### Brief
All of the entries below need to be repeated exactly.

____ Extracted data

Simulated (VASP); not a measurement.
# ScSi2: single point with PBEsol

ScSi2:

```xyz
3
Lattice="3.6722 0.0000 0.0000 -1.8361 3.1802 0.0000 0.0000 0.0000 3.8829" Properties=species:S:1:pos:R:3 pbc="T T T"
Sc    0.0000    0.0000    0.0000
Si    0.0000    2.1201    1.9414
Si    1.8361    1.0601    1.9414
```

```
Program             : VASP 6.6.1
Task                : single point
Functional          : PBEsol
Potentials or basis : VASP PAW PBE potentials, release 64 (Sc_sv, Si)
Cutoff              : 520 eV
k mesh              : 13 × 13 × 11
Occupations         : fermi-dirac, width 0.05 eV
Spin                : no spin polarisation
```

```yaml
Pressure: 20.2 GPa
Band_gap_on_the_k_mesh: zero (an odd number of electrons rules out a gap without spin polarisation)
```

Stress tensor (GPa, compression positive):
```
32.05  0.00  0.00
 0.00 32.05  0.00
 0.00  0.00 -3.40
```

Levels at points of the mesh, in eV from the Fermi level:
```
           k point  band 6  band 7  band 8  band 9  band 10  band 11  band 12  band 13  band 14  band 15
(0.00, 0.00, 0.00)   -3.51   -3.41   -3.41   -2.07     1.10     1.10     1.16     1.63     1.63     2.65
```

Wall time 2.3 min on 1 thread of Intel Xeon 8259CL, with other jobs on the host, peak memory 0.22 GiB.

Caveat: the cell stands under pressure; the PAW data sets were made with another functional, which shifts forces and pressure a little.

________

### Reply
Simulated (VASP); not a measurement.
# ScSi2: single point with PBEsol

ScSi2:

```xyz
3
Lattice="3.6722 0.0000 0.0000 -1.8361 3.1802 0.0000 0.0000 0.0000 3.8829" Properties=species:S:1:pos:R:3 pbc="T T T"
Sc    0.0000    0.0000    0.0000
Si    0.0000    2.1201    1.9414
Si    1.8361    1.0601    1.9414
```

```
Program             : VASP 6.6.1
Task                : single point
Functional          : PBEsol
Potentials or basis : VASP PAW PBE potentials, release 64 (Sc_sv, Si)
Cutoff              : 520 eV
k mesh              : 13 × 13 × 11
Occupations         : fermi-dirac, width 0.05 eV
Spin                : no spin polarisation
```

```yaml
Pressure: 20.2 GPa
Band_gap_on_the_k_mesh: zero (an odd number of electrons rules out a gap without spin polarisation)
```

Stress tensor (GPa, compression positive):
```
32.05  0.00  0.00
 0.00 32.05  0.00
 0.00  0.00 -3.40
```

Levels at points of the mesh, in eV from the Fermi level:
```
           k point  band 6  band 7  band 8  band 9  band 10  band 11  band 12  band 13  band 14  band 15
(0.00, 0.00, 0.00)   -3.51   -3.41   -3.41   -2.07     1.10     1.10     1.16     1.63     1.63     2.65
```

Wall time 2.3 min on 1 thread of Intel Xeon 8259CL, with other jobs on the host, peak memory 0.22 GiB.

Caveat: the cell stands under pressure; the PAW data sets were made with another functional, which shifts forces and pressure a little.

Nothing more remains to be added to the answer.